> Assigned task: Every record must appear in the response exactly as given.

> Provided data:
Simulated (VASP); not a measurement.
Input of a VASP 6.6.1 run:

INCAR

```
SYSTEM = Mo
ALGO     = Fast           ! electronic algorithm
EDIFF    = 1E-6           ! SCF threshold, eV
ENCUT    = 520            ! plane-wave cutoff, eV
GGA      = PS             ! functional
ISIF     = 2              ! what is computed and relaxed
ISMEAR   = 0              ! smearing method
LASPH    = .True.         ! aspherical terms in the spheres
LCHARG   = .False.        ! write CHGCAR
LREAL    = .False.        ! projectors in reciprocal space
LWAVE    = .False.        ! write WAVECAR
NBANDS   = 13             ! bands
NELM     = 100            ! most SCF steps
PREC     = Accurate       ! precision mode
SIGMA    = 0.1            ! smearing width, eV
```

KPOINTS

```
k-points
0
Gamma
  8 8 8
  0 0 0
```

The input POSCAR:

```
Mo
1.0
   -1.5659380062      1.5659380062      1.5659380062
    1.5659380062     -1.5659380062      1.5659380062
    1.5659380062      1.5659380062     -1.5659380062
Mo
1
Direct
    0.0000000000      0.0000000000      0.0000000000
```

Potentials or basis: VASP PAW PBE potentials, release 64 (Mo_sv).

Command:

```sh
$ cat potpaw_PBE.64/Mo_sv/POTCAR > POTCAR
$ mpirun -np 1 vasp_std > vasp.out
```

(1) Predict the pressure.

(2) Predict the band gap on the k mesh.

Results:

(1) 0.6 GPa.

> Answer section:
Simulated (VASP); not a measurement.
Input of a VASP 6.6.1 run:

INCAR

```
SYSTEM = Mo
ALGO     = Fast           ! electronic algorithm
EDIFF    = 1E-6           ! SCF threshold, eV
ENCUT    = 520            ! plane-wave cutoff, eV
GGA      = PS             ! functional
ISIF     = 2              ! what is computed and relaxed
ISMEAR   = 0              ! smearing method
LASPH    = .True.         ! aspherical terms in the spheres
LCHARG   = .False.        ! write CHGCAR
LREAL    = .False.        ! projectors in reciprocal space
LWAVE    = .False.        ! write WAVECAR
NBANDS   = 13             ! bands
NELM     = 100            ! most SCF steps
PREC     = Accurate       ! precision mode
SIGMA    = 0.1            ! smearing width, eV
```

KPOINTS

```
k-points
0
Gamma
  8 8 8
  0 0 0
```

The input POSCAR:

```
Mo
1.0
   -1.5659380062      1.5659380062      1.5659380062
    1.5659380062     -1.5659380062      1.5659380062
    1.5659380062      1.5659380062     -1.5659380062
Mo
1
Direct
    0.0000000000      0.0000000000      0.0000000000
```

Potentials or basis: VASP PAW PBE potentials, release 64 (Mo_sv).

Command:

```sh
$ cat potpaw_PBE.64/Mo_sv/POTCAR > POTCAR
$ mpirun -np 1 vasp_std > vasp.out
```

(1) Predict the pressure.

(2) Predict the band gap on the k mesh.

Results:

(1) 0.6 GPa.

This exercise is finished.